The full listing should be set down again precisely.

|---|

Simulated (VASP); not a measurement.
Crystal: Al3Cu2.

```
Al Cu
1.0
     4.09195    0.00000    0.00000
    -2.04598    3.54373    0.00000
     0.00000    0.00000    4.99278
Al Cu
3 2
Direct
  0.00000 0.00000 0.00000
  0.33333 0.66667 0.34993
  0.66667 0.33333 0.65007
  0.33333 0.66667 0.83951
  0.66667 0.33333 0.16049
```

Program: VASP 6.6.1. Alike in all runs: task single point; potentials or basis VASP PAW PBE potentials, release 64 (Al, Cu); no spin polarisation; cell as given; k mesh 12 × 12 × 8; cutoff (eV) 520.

|---|

* [Task response]:
Simulated (VASP); not a measurement.
Crystal: Al3Cu2.

```
Al Cu
1.0
     4.09195    0.00000    0.00000
    -2.04598    3.54373    0.00000
     0.00000    0.00000    4.99278
Al Cu
3 2
Direct
  0.00000 0.00000 0.00000
  0.33333 0.66667 0.34993
  0.66667 0.33333 0.65007
  0.33333 0.66667 0.83951
  0.66667 0.33333 0.16049
```

Program: VASP 6.6.1. Alike in all runs: task single point; potentials or basis VASP PAW PBE potentials, release 64 (Al, Cu); no spin polarisation; cell as given; k mesh 12 × 12 × 8; cutoff (eV) 520.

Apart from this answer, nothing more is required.